Given entries:
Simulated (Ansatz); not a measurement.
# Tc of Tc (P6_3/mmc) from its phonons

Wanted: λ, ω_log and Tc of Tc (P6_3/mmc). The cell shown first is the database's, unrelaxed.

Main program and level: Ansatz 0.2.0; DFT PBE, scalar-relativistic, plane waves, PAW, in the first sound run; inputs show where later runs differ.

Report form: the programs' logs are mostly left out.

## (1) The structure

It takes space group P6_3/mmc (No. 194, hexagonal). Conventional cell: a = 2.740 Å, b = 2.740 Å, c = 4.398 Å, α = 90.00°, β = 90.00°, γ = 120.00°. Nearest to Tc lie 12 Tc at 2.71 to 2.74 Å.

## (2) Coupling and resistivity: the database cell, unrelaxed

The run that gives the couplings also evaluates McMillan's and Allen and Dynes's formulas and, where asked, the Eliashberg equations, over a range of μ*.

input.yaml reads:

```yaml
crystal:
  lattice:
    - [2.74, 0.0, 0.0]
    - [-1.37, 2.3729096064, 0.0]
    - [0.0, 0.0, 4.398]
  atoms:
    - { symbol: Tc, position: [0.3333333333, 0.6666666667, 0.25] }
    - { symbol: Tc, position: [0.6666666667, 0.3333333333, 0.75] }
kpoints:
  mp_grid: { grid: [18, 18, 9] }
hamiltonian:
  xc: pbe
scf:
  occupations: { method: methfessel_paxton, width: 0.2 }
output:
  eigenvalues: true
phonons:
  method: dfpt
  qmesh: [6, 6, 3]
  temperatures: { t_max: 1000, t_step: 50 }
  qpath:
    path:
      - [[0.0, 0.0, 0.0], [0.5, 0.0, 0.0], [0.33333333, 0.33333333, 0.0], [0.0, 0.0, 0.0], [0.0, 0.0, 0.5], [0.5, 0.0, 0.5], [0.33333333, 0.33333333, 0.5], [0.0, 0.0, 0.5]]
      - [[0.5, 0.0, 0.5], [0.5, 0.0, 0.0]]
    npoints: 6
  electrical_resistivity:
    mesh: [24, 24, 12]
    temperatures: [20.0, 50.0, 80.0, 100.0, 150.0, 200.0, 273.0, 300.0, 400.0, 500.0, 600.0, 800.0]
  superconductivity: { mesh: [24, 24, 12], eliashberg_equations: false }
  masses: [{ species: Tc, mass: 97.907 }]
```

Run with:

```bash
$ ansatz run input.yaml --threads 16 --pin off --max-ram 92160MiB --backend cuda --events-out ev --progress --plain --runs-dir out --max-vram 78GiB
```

Action item:
Using only the listing above, restate exactly the lines from the line containing "## (1) The structure" through the line containing "It takes space", both included.

Exercise answer:
## (1) The structure

It takes space group P6_3/mmc (No. 194, hexagonal). Conventional cell: a = 2.740 Å, b = 2.740 Å, c = 4.398 Å, α = 90.00°, β = 90.00°, γ = 120.00°. Nearest to Tc lie 12 Tc at 2.71 to 2.74 Å.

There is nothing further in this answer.